**Exercise:** Write down each entry again, exactly as it reads.

********************

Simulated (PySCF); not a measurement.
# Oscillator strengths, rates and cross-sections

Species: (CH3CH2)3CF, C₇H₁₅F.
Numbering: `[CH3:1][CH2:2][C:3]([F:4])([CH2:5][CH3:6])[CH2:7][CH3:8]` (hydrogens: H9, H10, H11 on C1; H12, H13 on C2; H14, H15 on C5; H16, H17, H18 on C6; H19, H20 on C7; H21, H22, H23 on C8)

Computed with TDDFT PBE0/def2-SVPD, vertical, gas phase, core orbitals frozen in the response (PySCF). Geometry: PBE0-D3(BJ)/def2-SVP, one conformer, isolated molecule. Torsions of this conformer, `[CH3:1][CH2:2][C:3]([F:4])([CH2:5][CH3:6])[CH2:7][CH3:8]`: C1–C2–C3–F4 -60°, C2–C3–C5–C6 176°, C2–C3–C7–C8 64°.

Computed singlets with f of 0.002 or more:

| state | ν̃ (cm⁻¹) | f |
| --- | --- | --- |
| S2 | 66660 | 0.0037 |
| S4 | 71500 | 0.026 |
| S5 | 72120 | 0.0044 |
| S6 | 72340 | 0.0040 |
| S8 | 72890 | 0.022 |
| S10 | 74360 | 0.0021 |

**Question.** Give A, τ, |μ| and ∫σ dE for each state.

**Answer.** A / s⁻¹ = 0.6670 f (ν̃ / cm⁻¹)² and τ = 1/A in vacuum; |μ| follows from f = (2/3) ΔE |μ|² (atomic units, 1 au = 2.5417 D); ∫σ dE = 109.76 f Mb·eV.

********************

**Your response:**
Simulated (PySCF); not a measurement.
# Oscillator strengths, rates and cross-sections

Species: (CH3CH2)3CF, C₇H₁₅F.
Numbering: `[CH3:1][CH2:2][C:3]([F:4])([CH2:5][CH3:6])[CH2:7][CH3:8]` (hydrogens: H9, H10, H11 on C1; H12, H13 on C2; H14, H15 on C5; H16, H17, H18 on C6; H19, H20 on C7; H21, H22, H23 on C8)

Computed with TDDFT PBE0/def2-SVPD, vertical, gas phase, core orbitals frozen in the response (PySCF). Geometry: PBE0-D3(BJ)/def2-SVP, one conformer, isolated molecule. Torsions of this conformer, `[CH3:1][CH2:2][C:3]([F:4])([CH2:5][CH3:6])[CH2:7][CH3:8]`: C1–C2–C3–F4 -60°, C2–C3–C5–C6 176°, C2–C3–C7–C8 64°.

Computed singlets with f of 0.002 or more:

| state | ν̃ (cm⁻¹) | f |
| --- | --- | --- |
| S2 | 66660 | 0.0037 |
| S4 | 71500 | 0.026 |
| S5 | 72120 | 0.0044 |
| S6 | 72340 | 0.0040 |
| S8 | 72890 | 0.022 |
| S10 | 74360 | 0.0021 |

**Question.** Give A, τ, |μ| and ∫σ dE for each state.

**Answer.** A / s⁻¹ = 0.6670 f (ν̃ / cm⁻¹)² and τ = 1/A in vacuum; |μ| follows from f = (2/3) ΔE |μ|² (atomic units, 1 au = 2.5417 D); ∫σ dE = 109.76 f Mb·eV.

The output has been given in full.